* Work request *
Retype the data exactly, so that every line matches the original.

----- Input data
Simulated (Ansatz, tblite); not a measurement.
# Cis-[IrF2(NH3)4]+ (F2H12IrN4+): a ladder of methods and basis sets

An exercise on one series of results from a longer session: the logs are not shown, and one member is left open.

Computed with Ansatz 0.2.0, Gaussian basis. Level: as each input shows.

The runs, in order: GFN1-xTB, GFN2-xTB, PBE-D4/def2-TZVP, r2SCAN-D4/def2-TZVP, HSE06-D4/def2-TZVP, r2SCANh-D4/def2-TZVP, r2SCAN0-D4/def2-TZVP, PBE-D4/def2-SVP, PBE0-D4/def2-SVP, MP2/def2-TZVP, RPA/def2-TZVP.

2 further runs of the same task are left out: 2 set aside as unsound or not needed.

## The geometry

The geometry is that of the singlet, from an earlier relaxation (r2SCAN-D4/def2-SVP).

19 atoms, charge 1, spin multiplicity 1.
----------

* Task result *
Simulated (Ansatz, tblite); not a measurement.
# Cis-[IrF2(NH3)4]+ (F2H12IrN4+): a ladder of methods and basis sets

An exercise on one series of results from a longer session: the logs are not shown, and one member is left open.

Computed with Ansatz 0.2.0, Gaussian basis. Level: as each input shows.

The runs, in order: GFN1-xTB, GFN2-xTB, PBE-D4/def2-TZVP, r2SCAN-D4/def2-TZVP, HSE06-D4/def2-TZVP, r2SCANh-D4/def2-TZVP, r2SCAN0-D4/def2-TZVP, PBE-D4/def2-SVP, PBE0-D4/def2-SVP, MP2/def2-TZVP, RPA/def2-TZVP.

2 further runs of the same task are left out: 2 set aside as unsound or not needed.

## The geometry

The geometry is that of the singlet, from an earlier relaxation (r2SCAN-D4/def2-SVP).

19 atoms, charge 1, spin multiplicity 1.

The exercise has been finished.